Assignment
Every record must be restated exactly as written.

══════

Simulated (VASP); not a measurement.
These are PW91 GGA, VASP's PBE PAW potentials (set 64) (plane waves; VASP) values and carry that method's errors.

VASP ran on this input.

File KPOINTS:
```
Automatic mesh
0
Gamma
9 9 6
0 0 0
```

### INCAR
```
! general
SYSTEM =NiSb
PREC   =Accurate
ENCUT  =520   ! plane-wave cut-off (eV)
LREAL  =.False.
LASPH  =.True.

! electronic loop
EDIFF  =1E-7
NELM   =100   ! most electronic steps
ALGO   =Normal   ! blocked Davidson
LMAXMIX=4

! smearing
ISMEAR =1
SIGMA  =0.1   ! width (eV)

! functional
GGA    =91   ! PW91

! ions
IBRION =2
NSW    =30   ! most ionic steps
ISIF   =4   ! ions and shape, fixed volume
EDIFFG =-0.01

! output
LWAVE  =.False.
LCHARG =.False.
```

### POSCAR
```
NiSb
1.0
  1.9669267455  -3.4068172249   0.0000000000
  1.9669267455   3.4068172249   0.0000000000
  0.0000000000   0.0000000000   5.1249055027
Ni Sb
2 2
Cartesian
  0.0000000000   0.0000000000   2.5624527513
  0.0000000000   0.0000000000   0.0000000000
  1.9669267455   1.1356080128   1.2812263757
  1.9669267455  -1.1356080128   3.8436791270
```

══════

Response
Simulated (VASP); not a measurement.
These are PW91 GGA, VASP's PBE PAW potentials (set 64) (plane waves; VASP) values and carry that method's errors.

VASP ran on this input.

File KPOINTS:
```
Automatic mesh
0
Gamma
9 9 6
0 0 0
```

### INCAR
```
! general
SYSTEM =NiSb
PREC   =Accurate
ENCUT  =520   ! plane-wave cut-off (eV)
LREAL  =.False.
LASPH  =.True.

! electronic loop
EDIFF  =1E-7
NELM   =100   ! most electronic steps
ALGO   =Normal   ! blocked Davidson
LMAXMIX=4

! smearing
ISMEAR =1
SIGMA  =0.1   ! width (eV)

! functional
GGA    =91   ! PW91

! ions
IBRION =2
NSW    =30   ! most ionic steps
ISIF   =4   ! ions and shape, fixed volume
EDIFFG =-0.01

! output
LWAVE  =.False.
LCHARG =.False.
```

### POSCAR
```
NiSb
1.0
  1.9669267455  -3.4068172249   0.0000000000
  1.9669267455   3.4068172249   0.0000000000
  0.0000000000   0.0000000000   5.1249055027
Ni Sb
2 2
Cartesian
  0.0000000000   0.0000000000   2.5624527513
  0.0000000000   0.0000000000   0.0000000000
  1.9669267455   1.1356080128   1.2812263757
  1.9669267455  -1.1356080128   3.8436791270
```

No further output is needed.